########################################
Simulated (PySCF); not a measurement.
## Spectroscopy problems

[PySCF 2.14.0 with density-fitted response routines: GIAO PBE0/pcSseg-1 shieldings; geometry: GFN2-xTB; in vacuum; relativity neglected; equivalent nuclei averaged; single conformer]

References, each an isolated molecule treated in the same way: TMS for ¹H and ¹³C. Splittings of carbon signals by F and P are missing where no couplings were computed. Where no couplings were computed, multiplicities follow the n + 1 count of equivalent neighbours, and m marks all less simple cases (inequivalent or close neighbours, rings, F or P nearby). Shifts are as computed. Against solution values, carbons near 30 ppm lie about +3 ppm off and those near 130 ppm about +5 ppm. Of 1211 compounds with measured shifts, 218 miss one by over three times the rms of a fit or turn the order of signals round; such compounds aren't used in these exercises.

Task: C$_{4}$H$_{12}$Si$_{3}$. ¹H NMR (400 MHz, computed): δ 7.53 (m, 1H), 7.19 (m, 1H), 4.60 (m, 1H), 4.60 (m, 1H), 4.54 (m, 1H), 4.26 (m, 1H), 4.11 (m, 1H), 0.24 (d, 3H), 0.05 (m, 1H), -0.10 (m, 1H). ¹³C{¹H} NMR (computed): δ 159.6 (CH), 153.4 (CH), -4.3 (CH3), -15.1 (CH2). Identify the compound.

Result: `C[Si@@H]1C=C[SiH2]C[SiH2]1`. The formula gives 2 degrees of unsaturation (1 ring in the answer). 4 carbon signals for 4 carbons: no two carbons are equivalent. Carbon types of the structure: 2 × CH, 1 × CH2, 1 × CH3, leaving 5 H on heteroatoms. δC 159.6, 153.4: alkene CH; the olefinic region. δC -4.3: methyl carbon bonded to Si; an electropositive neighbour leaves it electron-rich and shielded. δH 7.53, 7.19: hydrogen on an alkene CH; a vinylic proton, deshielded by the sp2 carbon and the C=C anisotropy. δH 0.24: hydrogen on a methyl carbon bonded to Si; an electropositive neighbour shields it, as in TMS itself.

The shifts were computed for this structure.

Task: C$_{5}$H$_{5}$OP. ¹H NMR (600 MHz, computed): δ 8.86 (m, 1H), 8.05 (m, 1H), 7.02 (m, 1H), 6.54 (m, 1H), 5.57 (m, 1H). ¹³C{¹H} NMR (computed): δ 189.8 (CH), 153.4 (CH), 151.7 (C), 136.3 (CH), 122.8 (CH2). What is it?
########################################

» **ACTIVITY**
Only one stretch of the data above is needed. Restate it word for word, from the line containing "[PySCF 2.14.0 with" through the line containing "The shifts were computed for this structure.", both ends included.

» **ANSWER SECTION**
[PySCF 2.14.0 with density-fitted response routines: GIAO PBE0/pcSseg-1 shieldings; geometry: GFN2-xTB; in vacuum; relativity neglected; equivalent nuclei averaged; single conformer]

References, each an isolated molecule treated in the same way: TMS for ¹H and ¹³C. Splittings of carbon signals by F and P are missing where no couplings were computed. Where no couplings were computed, multiplicities follow the n + 1 count of equivalent neighbours, and m marks all less simple cases (inequivalent or close neighbours, rings, F or P nearby). Shifts are as computed. Against solution values, carbons near 30 ppm lie about +3 ppm off and those near 130 ppm about +5 ppm. Of 1211 compounds with measured shifts, 218 miss one by over three times the rms of a fit or turn the order of signals round; such compounds aren't used in these exercises.

Task: C$_{4}$H$_{12}$Si$_{3}$. ¹H NMR (400 MHz, computed): δ 7.53 (m, 1H), 7.19 (m, 1H), 4.60 (m, 1H), 4.60 (m, 1H), 4.54 (m, 1H), 4.26 (m, 1H), 4.11 (m, 1H), 0.24 (d, 3H), 0.05 (m, 1H), -0.10 (m, 1H). ¹³C{¹H} NMR (computed): δ 159.6 (CH), 153.4 (CH), -4.3 (CH3), -15.1 (CH2). Identify the compound.

Result: `C[Si@@H]1C=C[SiH2]C[SiH2]1`. The formula gives 2 degrees of unsaturation (1 ring in the answer). 4 carbon signals for 4 carbons: no two carbons are equivalent. Carbon types of the structure: 2 × CH, 1 × CH2, 1 × CH3, leaving 5 H on heteroatoms. δC 159.6, 153.4: alkene CH; the olefinic region. δC -4.3: methyl carbon bonded to Si; an electropositive neighbour leaves it electron-rich and shielded. δH 7.53, 7.19: hydrogen on an alkene CH; a vinylic proton, deshielded by the sp2 carbon and the C=C anisotropy. δH 0.24: hydrogen on a methyl carbon bonded to Si; an electropositive neighbour shields it, as in TMS itself.

The shifts were computed for this structure.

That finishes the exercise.